**Assigned task:** Print the complete set of entries exactly.

**Extracted records:**
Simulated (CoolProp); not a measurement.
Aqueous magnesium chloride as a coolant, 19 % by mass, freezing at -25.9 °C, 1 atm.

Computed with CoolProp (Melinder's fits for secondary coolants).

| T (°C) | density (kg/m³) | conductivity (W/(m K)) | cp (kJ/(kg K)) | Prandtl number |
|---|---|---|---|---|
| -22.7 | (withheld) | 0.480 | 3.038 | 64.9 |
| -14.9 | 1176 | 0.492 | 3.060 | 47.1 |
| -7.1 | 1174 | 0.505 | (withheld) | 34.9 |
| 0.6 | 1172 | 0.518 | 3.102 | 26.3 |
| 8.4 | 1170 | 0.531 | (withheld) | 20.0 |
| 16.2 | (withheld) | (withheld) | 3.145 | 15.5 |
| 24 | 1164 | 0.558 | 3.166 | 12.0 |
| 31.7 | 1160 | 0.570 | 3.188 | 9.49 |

**Written solution:**
Simulated (CoolProp); not a measurement.
Aqueous magnesium chloride as a coolant, 19 % by mass, freezing at -25.9 °C, 1 atm.

Computed with CoolProp (Melinder's fits for secondary coolants).

| T (°C) | density (kg/m³) | conductivity (W/(m K)) | cp (kJ/(kg K)) | Prandtl number |
|---|---|---|---|---|
| -22.7 | (withheld) | 0.480 | 3.038 | 64.9 |
| -14.9 | 1176 | 0.492 | 3.060 | 47.1 |
| -7.1 | 1174 | 0.505 | (withheld) | 34.9 |
| 0.6 | 1172 | 0.518 | 3.102 | 26.3 |
| 8.4 | 1170 | 0.531 | (withheld) | 20.0 |
| 16.2 | (withheld) | (withheld) | 3.145 | 15.5 |
| 24 | 1164 | 0.558 | 3.166 | 12.0 |
| 31.7 | 1160 | 0.570 | 3.188 | 9.49 |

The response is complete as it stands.